(Data to examine)
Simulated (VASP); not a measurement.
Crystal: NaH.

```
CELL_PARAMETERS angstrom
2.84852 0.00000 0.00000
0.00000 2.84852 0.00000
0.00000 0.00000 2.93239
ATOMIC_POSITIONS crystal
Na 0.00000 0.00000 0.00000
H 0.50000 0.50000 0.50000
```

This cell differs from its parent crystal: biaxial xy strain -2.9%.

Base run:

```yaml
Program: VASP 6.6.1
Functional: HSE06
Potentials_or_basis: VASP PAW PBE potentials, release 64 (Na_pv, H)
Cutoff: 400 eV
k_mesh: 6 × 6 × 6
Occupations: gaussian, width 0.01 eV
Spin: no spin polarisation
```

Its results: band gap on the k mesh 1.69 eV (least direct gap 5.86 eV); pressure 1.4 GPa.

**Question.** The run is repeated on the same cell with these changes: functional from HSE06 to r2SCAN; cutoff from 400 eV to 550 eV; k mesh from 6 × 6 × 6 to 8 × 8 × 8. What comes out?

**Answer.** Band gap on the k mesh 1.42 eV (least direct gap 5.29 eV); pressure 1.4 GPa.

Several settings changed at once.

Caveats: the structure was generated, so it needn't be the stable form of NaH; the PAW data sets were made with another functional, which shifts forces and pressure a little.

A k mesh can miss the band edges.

(Work request)
Repeat the records verbatim, every one of them.

(Task answer)
Simulated (VASP); not a measurement.
Crystal: NaH.

```
CELL_PARAMETERS angstrom
2.84852 0.00000 0.00000
0.00000 2.84852 0.00000
0.00000 0.00000 2.93239
ATOMIC_POSITIONS crystal
Na 0.00000 0.00000 0.00000
H 0.50000 0.50000 0.50000
```

This cell differs from its parent crystal: biaxial xy strain -2.9%.

Base run:

```yaml
Program: VASP 6.6.1
Functional: HSE06
Potentials_or_basis: VASP PAW PBE potentials, release 64 (Na_pv, H)
Cutoff: 400 eV
k_mesh: 6 × 6 × 6
Occupations: gaussian, width 0.01 eV
Spin: no spin polarisation
```

Its results: band gap on the k mesh 1.69 eV (least direct gap 5.86 eV); pressure 1.4 GPa.

**Question.** The run is repeated on the same cell with these changes: functional from HSE06 to r2SCAN; cutoff from 400 eV to 550 eV; k mesh from 6 × 6 × 6 to 8 × 8 × 8. What comes out?

**Answer.** Band gap on the k mesh 1.42 eV (least direct gap 5.29 eV); pressure 1.4 GPa.

Several settings changed at once.

Caveats: the structure was generated, so it needn't be the stable form of NaH; the PAW data sets were made with another functional, which shifts forces and pressure a little.

A k mesh can miss the band edges.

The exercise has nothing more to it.